(DATA SHOWN)
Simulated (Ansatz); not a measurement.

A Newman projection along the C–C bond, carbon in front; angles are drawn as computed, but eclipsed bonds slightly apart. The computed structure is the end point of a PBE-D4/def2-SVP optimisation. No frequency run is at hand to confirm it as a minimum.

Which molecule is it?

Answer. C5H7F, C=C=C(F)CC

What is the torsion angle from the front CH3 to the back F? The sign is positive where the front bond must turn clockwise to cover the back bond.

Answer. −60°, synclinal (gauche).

(WORK ORDER) Only the lines from the beginning of the entries through the line bearing "A Newman projection" should be returned, each exactly as written.

(RESPONSE)
Simulated (Ansatz); not a measurement.

A Newman projection along the C–C bond, carbon in front; angles are drawn as computed, but eclipsed bonds slightly apart. The computed structure is the end point of a PBE-D4/def2-SVP optimisation. No frequency run is at hand to confirm it as a minimum.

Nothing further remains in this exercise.